▶ REQUIREMENT: Write out the data below exactly, beginning with the first line and ending once the line that has "Level of this" is written.

-------- EXCERPTED DATA

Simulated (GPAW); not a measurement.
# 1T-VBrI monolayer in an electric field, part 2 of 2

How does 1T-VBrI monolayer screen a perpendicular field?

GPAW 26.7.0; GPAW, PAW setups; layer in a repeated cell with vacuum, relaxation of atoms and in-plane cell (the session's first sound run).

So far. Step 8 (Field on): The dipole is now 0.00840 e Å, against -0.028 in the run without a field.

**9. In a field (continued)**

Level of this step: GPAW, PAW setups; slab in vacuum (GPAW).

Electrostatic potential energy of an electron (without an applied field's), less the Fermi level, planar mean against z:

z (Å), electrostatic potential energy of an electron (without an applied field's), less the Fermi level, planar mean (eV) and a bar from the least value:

----------------

▶ RESULT:
Simulated (GPAW); not a measurement.
# 1T-VBrI monolayer in an electric field, part 2 of 2

How does 1T-VBrI monolayer screen a perpendicular field?

GPAW 26.7.0; GPAW, PAW setups; layer in a repeated cell with vacuum, relaxation of atoms and in-plane cell (the session's first sound run).

So far. Step 8 (Field on): The dipole is now 0.00840 e Å, against -0.028 in the run without a field.

**9. In a field (continued)**

Level of this step: GPAW, PAW setups; slab in vacuum (GPAW).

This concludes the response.